◆ WORK ORDER: Repeat, please, only the lines from the top of the data down to the line with "- Valence electrons"; include both of those lines.

◆ SUPPLIED INFORMATION:
-- Opening Marker --
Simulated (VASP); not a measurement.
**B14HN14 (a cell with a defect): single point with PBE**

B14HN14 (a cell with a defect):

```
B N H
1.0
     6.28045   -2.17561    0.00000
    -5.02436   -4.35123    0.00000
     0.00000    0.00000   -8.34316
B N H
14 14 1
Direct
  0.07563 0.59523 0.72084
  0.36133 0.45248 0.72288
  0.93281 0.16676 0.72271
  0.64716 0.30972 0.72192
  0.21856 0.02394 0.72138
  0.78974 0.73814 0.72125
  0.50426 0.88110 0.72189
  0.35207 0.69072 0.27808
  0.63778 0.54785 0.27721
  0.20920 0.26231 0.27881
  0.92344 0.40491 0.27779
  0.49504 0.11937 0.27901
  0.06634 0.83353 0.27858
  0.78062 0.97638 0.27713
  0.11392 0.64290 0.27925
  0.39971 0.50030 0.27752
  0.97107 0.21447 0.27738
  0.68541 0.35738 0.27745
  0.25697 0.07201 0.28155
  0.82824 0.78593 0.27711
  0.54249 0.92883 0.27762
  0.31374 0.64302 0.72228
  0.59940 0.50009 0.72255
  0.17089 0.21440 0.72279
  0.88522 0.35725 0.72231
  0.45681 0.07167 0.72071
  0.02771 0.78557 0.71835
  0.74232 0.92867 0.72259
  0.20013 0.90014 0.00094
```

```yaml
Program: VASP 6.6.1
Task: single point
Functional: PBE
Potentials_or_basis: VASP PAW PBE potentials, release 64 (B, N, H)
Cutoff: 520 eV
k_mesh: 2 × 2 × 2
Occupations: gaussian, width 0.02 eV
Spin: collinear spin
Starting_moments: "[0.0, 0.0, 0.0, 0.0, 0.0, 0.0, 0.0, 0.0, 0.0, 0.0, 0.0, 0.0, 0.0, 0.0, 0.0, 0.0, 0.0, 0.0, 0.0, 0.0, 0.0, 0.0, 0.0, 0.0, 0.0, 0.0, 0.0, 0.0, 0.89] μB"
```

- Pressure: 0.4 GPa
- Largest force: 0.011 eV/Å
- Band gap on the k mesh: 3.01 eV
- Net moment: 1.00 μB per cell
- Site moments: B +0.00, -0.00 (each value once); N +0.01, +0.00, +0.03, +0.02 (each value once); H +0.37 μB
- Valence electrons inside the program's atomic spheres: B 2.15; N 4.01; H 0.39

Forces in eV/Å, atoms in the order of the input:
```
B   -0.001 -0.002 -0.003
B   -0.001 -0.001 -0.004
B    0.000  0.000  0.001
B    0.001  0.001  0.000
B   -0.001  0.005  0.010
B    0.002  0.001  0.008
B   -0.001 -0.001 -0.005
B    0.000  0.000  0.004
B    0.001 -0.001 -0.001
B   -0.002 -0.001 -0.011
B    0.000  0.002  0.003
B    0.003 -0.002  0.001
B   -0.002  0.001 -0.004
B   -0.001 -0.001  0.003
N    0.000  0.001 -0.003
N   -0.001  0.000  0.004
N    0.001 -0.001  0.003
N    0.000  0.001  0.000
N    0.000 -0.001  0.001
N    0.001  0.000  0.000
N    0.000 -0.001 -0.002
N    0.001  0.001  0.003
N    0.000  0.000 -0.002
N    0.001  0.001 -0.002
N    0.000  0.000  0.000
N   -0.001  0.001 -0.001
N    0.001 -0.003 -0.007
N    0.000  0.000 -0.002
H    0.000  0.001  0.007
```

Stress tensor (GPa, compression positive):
-- Closing Marker --

◆ ANSWER SPACE:
Simulated (VASP); not a measurement.
**B14HN14 (a cell with a defect): single point with PBE**

B14HN14 (a cell with a defect):

```
B N H
1.0
     6.28045   -2.17561    0.00000
    -5.02436   -4.35123    0.00000
     0.00000    0.00000   -8.34316
B N H
14 14 1
Direct
  0.07563 0.59523 0.72084
  0.36133 0.45248 0.72288
  0.93281 0.16676 0.72271
  0.64716 0.30972 0.72192
  0.21856 0.02394 0.72138
  0.78974 0.73814 0.72125
  0.50426 0.88110 0.72189
  0.35207 0.69072 0.27808
  0.63778 0.54785 0.27721
  0.20920 0.26231 0.27881
  0.92344 0.40491 0.27779
  0.49504 0.11937 0.27901
  0.06634 0.83353 0.27858
  0.78062 0.97638 0.27713
  0.11392 0.64290 0.27925
  0.39971 0.50030 0.27752
  0.97107 0.21447 0.27738
  0.68541 0.35738 0.27745
  0.25697 0.07201 0.28155
  0.82824 0.78593 0.27711
  0.54249 0.92883 0.27762
  0.31374 0.64302 0.72228
  0.59940 0.50009 0.72255
  0.17089 0.21440 0.72279
  0.88522 0.35725 0.72231
  0.45681 0.07167 0.72071
  0.02771 0.78557 0.71835
  0.74232 0.92867 0.72259
  0.20013 0.90014 0.00094
```

```yaml
Program: VASP 6.6.1
Task: single point
Functional: PBE
Potentials_or_basis: VASP PAW PBE potentials, release 64 (B, N, H)
Cutoff: 520 eV
k_mesh: 2 × 2 × 2
Occupations: gaussian, width 0.02 eV
Spin: collinear spin
Starting_moments: "[0.0, 0.0, 0.0, 0.0, 0.0, 0.0, 0.0, 0.0, 0.0, 0.0, 0.0, 0.0, 0.0, 0.0, 0.0, 0.0, 0.0, 0.0, 0.0, 0.0, 0.0, 0.0, 0.0, 0.0, 0.0, 0.0, 0.0, 0.0, 0.89] μB"
```

- Pressure: 0.4 GPa
- Largest force: 0.011 eV/Å
- Band gap on the k mesh: 3.01 eV
- Net moment: 1.00 μB per cell
- Site moments: B +0.00, -0.00 (each value once); N +0.01, +0.00, +0.03, +0.02 (each value once); H +0.37 μB
- Valence electrons inside the program's atomic spheres: B 2.15; N 4.01; H 0.39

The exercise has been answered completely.